Exactly the lines from the beginning of the material to the line with "Figure 1. Orbital" are to be repeated, both ends included.

##############################
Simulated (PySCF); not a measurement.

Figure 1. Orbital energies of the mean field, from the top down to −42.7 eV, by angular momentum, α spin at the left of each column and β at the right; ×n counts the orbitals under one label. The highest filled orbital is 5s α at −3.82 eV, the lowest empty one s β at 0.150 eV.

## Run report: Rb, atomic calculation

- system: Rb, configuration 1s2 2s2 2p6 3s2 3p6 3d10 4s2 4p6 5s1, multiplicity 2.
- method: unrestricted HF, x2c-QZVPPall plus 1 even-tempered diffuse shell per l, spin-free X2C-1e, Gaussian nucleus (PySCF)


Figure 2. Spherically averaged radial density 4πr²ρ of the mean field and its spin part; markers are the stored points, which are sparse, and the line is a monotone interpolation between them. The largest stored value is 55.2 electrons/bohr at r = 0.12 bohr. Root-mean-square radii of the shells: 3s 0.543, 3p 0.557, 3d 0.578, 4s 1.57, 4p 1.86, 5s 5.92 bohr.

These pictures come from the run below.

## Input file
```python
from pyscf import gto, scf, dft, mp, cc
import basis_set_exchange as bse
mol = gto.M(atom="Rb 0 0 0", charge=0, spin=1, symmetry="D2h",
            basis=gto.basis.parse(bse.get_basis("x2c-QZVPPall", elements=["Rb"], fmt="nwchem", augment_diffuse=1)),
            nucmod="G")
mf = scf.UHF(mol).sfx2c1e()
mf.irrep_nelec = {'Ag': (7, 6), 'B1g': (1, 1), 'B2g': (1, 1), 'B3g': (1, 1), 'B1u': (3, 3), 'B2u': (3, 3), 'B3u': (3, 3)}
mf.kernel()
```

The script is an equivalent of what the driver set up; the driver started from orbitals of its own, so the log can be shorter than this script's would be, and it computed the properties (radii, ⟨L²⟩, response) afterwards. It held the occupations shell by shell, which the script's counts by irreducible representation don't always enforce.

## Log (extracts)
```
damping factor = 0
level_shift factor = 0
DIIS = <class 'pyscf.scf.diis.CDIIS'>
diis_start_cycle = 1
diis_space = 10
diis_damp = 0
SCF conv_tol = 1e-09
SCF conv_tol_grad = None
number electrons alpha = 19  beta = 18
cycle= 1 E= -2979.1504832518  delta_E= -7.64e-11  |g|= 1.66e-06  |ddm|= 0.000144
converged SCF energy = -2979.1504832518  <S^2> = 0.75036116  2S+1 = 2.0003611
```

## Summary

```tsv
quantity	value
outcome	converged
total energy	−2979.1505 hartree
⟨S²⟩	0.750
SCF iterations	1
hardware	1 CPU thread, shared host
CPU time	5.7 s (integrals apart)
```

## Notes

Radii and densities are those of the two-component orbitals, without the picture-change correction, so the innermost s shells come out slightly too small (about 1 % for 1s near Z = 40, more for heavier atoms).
##############################

## WRITTEN RESPONSE
Simulated (PySCF); not a measurement.

Figure 1. Orbital energies of the mean field, from the top down to −42.7 eV, by angular momentum, α spin at the left of each column and β at the right; ×n counts the orbitals under one label. The highest filled orbital is 5s α at −3.82 eV, the lowest empty one s β at 0.150 eV.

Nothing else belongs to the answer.